— Work order —
Return only what lies between the first line of the entries and the line containing "A: (a) 60.9; (b) 0.03; (c) -38.8; (d) 0.24.", both lines included.

— Data under study —
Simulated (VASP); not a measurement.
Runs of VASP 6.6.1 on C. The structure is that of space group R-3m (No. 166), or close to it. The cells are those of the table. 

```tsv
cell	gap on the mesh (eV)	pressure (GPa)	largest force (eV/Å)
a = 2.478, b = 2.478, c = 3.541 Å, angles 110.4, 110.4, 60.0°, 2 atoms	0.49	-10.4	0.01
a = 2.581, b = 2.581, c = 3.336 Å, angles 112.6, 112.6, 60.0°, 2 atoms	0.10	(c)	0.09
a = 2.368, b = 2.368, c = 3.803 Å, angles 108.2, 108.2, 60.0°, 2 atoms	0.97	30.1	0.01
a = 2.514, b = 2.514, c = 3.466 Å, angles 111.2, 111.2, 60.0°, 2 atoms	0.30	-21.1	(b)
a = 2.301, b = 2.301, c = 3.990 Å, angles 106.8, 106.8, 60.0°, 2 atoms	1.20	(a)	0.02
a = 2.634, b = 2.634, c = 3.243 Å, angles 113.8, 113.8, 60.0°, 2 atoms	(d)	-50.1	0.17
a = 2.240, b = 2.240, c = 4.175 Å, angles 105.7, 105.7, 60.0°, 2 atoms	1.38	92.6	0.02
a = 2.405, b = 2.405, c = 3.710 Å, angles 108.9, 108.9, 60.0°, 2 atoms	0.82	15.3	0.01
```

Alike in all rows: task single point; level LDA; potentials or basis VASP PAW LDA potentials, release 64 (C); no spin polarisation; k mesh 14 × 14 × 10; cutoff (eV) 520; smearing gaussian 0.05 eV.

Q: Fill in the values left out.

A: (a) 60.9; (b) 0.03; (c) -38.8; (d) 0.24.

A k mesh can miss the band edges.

— Answer box —
Simulated (VASP); not a measurement.
Runs of VASP 6.6.1 on C. The structure is that of space group R-3m (No. 166), or close to it. The cells are those of the table. 

```tsv
cell	gap on the mesh (eV)	pressure (GPa)	largest force (eV/Å)
a = 2.478, b = 2.478, c = 3.541 Å, angles 110.4, 110.4, 60.0°, 2 atoms	0.49	-10.4	0.01
a = 2.581, b = 2.581, c = 3.336 Å, angles 112.6, 112.6, 60.0°, 2 atoms	0.10	(c)	0.09
a = 2.368, b = 2.368, c = 3.803 Å, angles 108.2, 108.2, 60.0°, 2 atoms	0.97	30.1	0.01
a = 2.514, b = 2.514, c = 3.466 Å, angles 111.2, 111.2, 60.0°, 2 atoms	0.30	-21.1	(b)
a = 2.301, b = 2.301, c = 3.990 Å, angles 106.8, 106.8, 60.0°, 2 atoms	1.20	(a)	0.02
a = 2.634, b = 2.634, c = 3.243 Å, angles 113.8, 113.8, 60.0°, 2 atoms	(d)	-50.1	0.17
a = 2.240, b = 2.240, c = 4.175 Å, angles 105.7, 105.7, 60.0°, 2 atoms	1.38	92.6	0.02
a = 2.405, b = 2.405, c = 3.710 Å, angles 108.9, 108.9, 60.0°, 2 atoms	0.82	15.3	0.01
```

Alike in all rows: task single point; level LDA; potentials or basis VASP PAW LDA potentials, release 64 (C); no spin polarisation; k mesh 14 × 14 × 10; cutoff (eV) 520; smearing gaussian 0.05 eV.

Q: Fill in the values left out.

A: (a) 60.9; (b) 0.03; (c) -38.8; (d) 0.24.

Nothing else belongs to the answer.